▶ Assigned task: Please restate, word for word, the lines below that begin at the one with "Answer: Over 14" and end at the one with "volume (Å³) |". Leave out all other lines.

▶ Extracted data:
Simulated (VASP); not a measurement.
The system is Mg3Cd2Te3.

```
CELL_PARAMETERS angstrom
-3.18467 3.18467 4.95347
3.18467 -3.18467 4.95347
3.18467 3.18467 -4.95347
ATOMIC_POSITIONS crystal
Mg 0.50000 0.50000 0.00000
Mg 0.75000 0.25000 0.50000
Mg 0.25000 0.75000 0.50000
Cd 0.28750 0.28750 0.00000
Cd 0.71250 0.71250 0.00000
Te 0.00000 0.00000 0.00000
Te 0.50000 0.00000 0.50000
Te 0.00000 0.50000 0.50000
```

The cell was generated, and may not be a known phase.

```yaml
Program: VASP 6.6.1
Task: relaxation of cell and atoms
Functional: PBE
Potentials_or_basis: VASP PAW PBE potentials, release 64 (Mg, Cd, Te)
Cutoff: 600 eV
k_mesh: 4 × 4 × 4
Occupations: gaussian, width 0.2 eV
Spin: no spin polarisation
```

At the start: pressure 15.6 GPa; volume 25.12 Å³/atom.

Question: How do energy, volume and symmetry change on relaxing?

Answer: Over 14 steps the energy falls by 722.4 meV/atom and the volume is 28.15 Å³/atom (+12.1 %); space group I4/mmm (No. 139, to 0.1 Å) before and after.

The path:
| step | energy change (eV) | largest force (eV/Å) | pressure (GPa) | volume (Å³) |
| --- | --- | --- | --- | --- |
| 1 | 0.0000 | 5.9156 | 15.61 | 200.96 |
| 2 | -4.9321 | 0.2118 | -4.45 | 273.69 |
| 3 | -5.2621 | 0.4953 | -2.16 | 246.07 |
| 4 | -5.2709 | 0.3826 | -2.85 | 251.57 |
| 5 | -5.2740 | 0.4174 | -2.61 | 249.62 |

▶ Your response:
Answer: Over 14 steps the energy falls by 722.4 meV/atom and the volume is 28.15 Å³/atom (+12.1 %); space group I4/mmm (No. 139, to 0.1 Å) before and after.

The path:
| step | energy change (eV) | largest force (eV/Å) | pressure (GPa) | volume (Å³) |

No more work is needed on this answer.